> Assignment: Lift out, unaltered, the lines of the material below between the line holding "CdF₂ (fluorite), conventional" and the line holding "The numbers are", counting both.

# # # # # # #
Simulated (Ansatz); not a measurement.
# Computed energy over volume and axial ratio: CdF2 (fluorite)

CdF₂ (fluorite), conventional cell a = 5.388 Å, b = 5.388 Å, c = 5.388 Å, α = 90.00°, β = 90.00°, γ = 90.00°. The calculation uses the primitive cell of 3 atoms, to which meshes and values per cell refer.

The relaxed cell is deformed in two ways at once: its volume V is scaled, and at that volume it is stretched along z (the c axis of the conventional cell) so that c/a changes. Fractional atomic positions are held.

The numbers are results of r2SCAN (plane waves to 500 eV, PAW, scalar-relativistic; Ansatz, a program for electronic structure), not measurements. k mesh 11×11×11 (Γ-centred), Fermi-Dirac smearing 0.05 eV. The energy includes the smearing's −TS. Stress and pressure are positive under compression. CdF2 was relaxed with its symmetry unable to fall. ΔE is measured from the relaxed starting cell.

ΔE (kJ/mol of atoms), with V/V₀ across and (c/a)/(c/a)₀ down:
# # # # # # #

> Exercise result:
CdF₂ (fluorite), conventional cell a = 5.388 Å, b = 5.388 Å, c = 5.388 Å, α = 90.00°, β = 90.00°, γ = 90.00°. The calculation uses the primitive cell of 3 atoms, to which meshes and values per cell refer.

The relaxed cell is deformed in two ways at once: its volume V is scaled, and at that volume it is stretched along z (the c axis of the conventional cell) so that c/a changes. Fractional atomic positions are held.

The numbers are results of r2SCAN (plane waves to 500 eV, PAW, scalar-relativistic; Ansatz, a program for electronic structure), not measurements. k mesh 11×11×11 (Γ-centred), Fermi-Dirac smearing 0.05 eV. The energy includes the smearing's −TS. Stress and pressure are positive under compression. CdF2 was relaxed with its symmetry unable to fall. ΔE is measured from the relaxed starting cell.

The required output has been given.